[Data shown]
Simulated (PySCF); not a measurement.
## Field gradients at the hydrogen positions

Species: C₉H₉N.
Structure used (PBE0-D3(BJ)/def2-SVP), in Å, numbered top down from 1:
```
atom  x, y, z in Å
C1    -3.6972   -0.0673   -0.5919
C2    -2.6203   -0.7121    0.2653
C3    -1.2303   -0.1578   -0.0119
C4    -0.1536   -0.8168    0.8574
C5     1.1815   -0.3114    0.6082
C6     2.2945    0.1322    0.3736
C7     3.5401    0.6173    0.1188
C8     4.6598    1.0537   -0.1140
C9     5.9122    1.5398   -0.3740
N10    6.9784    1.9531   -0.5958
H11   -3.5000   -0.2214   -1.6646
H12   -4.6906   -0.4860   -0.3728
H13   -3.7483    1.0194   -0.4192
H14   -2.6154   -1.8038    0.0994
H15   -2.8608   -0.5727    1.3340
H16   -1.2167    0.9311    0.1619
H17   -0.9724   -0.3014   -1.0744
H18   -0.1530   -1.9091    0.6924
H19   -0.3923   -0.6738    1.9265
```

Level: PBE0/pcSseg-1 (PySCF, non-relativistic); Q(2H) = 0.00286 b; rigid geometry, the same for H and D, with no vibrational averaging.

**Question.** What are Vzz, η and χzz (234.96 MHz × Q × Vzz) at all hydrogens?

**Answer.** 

[Activity] The reply should be a precise retyping of all the data.

[Expected answer]
Simulated (PySCF); not a measurement.
## Field gradients at the hydrogen positions

Species: C₉H₉N.
Structure used (PBE0-D3(BJ)/def2-SVP), in Å, numbered top down from 1:
```
atom  x, y, z in Å
C1    -3.6972   -0.0673   -0.5919
C2    -2.6203   -0.7121    0.2653
C3    -1.2303   -0.1578   -0.0119
C4    -0.1536   -0.8168    0.8574
C5     1.1815   -0.3114    0.6082
C6     2.2945    0.1322    0.3736
C7     3.5401    0.6173    0.1188
C8     4.6598    1.0537   -0.1140
C9     5.9122    1.5398   -0.3740
N10    6.9784    1.9531   -0.5958
H11   -3.5000   -0.2214   -1.6646
H12   -4.6906   -0.4860   -0.3728
H13   -3.7483    1.0194   -0.4192
H14   -2.6154   -1.8038    0.0994
H15   -2.8608   -0.5727    1.3340
H16   -1.2167    0.9311    0.1619
H17   -0.9724   -0.3014   -1.0744
H18   -0.1530   -1.9091    0.6924
H19   -0.3923   -0.6738    1.9265
```

Level: PBE0/pcSseg-1 (PySCF, non-relativistic); Q(2H) = 0.00286 b; rigid geometry, the same for H and D, with no vibrational averaging.

**Question.** What are Vzz, η and χzz (234.96 MHz × Q × Vzz) at all hydrogens?

**Answer.** 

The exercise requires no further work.